Action item: In full and without alteration, transcribe the listing.

________________

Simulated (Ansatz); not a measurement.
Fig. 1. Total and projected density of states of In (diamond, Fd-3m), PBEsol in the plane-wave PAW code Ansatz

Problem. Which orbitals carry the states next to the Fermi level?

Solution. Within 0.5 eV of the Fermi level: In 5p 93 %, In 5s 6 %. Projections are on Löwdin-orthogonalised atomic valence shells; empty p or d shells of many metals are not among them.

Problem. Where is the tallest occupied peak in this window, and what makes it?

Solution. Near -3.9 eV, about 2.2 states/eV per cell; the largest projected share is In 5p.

________________

Written answer:
Simulated (Ansatz); not a measurement.
Fig. 1. Total and projected density of states of In (diamond, Fd-3m), PBEsol in the plane-wave PAW code Ansatz

Problem. Which orbitals carry the states next to the Fermi level?

Solution. Within 0.5 eV of the Fermi level: In 5p 93 %, In 5s 6 %. Projections are on Löwdin-orthogonalised atomic valence shells; empty p or d shells of many metals are not among them.

Problem. Where is the tallest occupied peak in this window, and what makes it?

Solution. Near -3.9 eV, about 2.2 states/eV per cell; the largest projected share is In 5p.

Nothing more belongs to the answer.